■ Records provided
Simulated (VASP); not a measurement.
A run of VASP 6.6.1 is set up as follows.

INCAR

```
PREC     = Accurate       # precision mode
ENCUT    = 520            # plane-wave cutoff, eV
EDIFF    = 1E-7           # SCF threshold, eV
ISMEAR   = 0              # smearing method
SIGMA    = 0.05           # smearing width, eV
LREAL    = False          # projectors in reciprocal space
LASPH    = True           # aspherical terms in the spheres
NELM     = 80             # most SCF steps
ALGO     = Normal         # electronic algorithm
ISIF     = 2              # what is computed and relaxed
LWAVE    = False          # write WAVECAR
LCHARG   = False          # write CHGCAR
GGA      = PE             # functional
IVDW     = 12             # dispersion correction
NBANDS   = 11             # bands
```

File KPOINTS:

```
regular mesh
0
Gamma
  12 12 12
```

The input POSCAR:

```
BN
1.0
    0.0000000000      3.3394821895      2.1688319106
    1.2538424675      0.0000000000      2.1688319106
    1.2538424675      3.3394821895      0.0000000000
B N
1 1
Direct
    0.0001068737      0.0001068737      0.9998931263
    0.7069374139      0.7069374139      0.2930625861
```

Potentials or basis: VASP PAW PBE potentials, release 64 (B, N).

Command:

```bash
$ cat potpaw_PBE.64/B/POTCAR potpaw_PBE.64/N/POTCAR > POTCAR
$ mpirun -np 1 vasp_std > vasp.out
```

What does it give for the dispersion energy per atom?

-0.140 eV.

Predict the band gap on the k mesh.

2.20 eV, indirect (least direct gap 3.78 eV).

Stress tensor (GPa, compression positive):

■ Required action
Once you have read the records above, write them all out exactly.

■ Task response
Simulated (VASP); not a measurement.
A run of VASP 6.6.1 is set up as follows.

INCAR

```
PREC     = Accurate       # precision mode
ENCUT    = 520            # plane-wave cutoff, eV
EDIFF    = 1E-7           # SCF threshold, eV
ISMEAR   = 0              # smearing method
SIGMA    = 0.05           # smearing width, eV
LREAL    = False          # projectors in reciprocal space
LASPH    = True           # aspherical terms in the spheres
NELM     = 80             # most SCF steps
ALGO     = Normal         # electronic algorithm
ISIF     = 2              # what is computed and relaxed
LWAVE    = False          # write WAVECAR
LCHARG   = False          # write CHGCAR
GGA      = PE             # functional
IVDW     = 12             # dispersion correction
NBANDS   = 11             # bands
```

File KPOINTS:

```
regular mesh
0
Gamma
  12 12 12
```

The input POSCAR:

```
BN
1.0
    0.0000000000      3.3394821895      2.1688319106
    1.2538424675      0.0000000000      2.1688319106
    1.2538424675      3.3394821895      0.0000000000
B N
1 1
Direct
    0.0001068737      0.0001068737      0.9998931263
    0.7069374139      0.7069374139      0.2930625861
```

Potentials or basis: VASP PAW PBE potentials, release 64 (B, N).

Command:

```bash
$ cat potpaw_PBE.64/B/POTCAR potpaw_PBE.64/N/POTCAR > POTCAR
$ mpirun -np 1 vasp_std > vasp.out
```

What does it give for the dispersion energy per atom?

-0.140 eV.

Predict the band gap on the k mesh.

2.20 eV, indirect (least direct gap 3.78 eV).

Stress tensor (GPa, compression positive):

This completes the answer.